**TASK ITEM:** Output exactly the first line of the listing and each line after it, through the line that contains "The gap is direct, 1.82"; add nothing else.

**INFORMATION GIVEN:**

>>>

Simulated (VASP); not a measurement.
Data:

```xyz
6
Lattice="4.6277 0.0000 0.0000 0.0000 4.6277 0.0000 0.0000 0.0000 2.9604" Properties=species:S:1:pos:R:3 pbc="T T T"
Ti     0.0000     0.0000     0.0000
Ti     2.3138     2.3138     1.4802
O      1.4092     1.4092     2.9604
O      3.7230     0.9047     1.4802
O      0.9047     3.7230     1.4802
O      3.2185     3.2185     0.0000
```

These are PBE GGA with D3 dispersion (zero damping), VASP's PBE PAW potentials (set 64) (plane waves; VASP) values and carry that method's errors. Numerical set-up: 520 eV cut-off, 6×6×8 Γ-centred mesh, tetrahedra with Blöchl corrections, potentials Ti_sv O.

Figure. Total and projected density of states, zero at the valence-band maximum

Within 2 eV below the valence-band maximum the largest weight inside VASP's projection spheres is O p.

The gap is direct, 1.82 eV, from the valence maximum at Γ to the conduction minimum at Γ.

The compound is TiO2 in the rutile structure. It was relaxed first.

<<<

**TASK RESPONSE:**
Simulated (VASP); not a measurement.
Data:

```xyz
6
Lattice="4.6277 0.0000 0.0000 0.0000 4.6277 0.0000 0.0000 0.0000 2.9604" Properties=species:S:1:pos:R:3 pbc="T T T"
Ti     0.0000     0.0000     0.0000
Ti     2.3138     2.3138     1.4802
O      1.4092     1.4092     2.9604
O      3.7230     0.9047     1.4802
O      0.9047     3.7230     1.4802
O      3.2185     3.2185     0.0000
```

These are PBE GGA with D3 dispersion (zero damping), VASP's PBE PAW potentials (set 64) (plane waves; VASP) values and carry that method's errors. Numerical set-up: 520 eV cut-off, 6×6×8 Γ-centred mesh, tetrahedra with Blöchl corrections, potentials Ti_sv O.

Figure. Total and projected density of states, zero at the valence-band maximum

Within 2 eV below the valence-band maximum the largest weight inside VASP's projection spheres is O p.

The gap is direct, 1.82 eV, from the valence maximum at Γ to the conduction minimum at Γ.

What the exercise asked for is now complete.